◆ Work order:
Beginning with the first line of the data below, set down each line exactly through the line that contains "The double arrow".

◆ Data shown:
•••••

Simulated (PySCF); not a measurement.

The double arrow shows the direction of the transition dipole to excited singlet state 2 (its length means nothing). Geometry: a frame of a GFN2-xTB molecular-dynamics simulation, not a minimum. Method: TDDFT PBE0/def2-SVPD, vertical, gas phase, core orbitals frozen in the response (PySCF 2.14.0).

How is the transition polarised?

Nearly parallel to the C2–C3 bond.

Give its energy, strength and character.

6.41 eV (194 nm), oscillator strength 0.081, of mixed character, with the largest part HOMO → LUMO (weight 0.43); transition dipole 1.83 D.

•••••

◆ Exercise solution:
Simulated (PySCF); not a measurement.

The double arrow shows the direction of the transition dipole to excited singlet state 2 (its length means nothing). Geometry: a frame of a GFN2-xTB molecular-dynamics simulation, not a minimum. Method: TDDFT PBE0/def2-SVPD, vertical, gas phase, core orbitals frozen in the response (PySCF 2.14.0).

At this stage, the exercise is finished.